* **ASSIGNED TASK**: A verbatim reproduction of the lines below, from the line containing "Space group P6₃mc;" through the line containing "Where are the electrons localised?", both ends included, is the whole required output.

* **SUPPLIED MATERIAL**:
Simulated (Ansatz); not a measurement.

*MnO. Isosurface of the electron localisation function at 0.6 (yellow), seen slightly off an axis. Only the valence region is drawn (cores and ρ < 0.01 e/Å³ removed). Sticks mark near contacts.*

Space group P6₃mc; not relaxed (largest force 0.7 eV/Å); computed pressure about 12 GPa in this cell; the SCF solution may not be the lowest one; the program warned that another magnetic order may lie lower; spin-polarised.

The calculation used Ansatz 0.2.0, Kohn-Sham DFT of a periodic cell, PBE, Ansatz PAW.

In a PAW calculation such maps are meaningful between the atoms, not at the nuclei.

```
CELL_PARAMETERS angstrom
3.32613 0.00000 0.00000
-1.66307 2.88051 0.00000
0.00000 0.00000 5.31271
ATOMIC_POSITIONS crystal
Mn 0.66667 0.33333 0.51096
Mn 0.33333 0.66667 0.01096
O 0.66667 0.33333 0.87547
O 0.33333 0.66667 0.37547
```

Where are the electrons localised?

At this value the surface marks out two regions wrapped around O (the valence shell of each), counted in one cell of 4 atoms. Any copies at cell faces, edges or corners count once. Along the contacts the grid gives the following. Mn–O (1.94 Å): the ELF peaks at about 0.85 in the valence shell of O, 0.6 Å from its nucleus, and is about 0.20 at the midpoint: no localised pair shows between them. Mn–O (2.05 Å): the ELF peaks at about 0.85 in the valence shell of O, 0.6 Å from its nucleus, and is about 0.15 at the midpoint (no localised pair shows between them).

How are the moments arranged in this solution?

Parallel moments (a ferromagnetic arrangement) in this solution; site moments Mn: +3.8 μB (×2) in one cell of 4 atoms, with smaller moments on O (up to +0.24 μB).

* **YOUR SOLUTION**:
Space group P6₃mc; not relaxed (largest force 0.7 eV/Å); computed pressure about 12 GPa in this cell; the SCF solution may not be the lowest one; the program warned that another magnetic order may lie lower; spin-polarised.

The calculation used Ansatz 0.2.0, Kohn-Sham DFT of a periodic cell, PBE, Ansatz PAW.

In a PAW calculation such maps are meaningful between the atoms, not at the nuclei.

```
CELL_PARAMETERS angstrom
3.32613 0.00000 0.00000
-1.66307 2.88051 0.00000
0.00000 0.00000 5.31271
ATOMIC_POSITIONS crystal
Mn 0.66667 0.33333 0.51096
Mn 0.33333 0.66667 0.01096
O 0.66667 0.33333 0.87547
O 0.33333 0.66667 0.37547
```

Where are the electrons localised?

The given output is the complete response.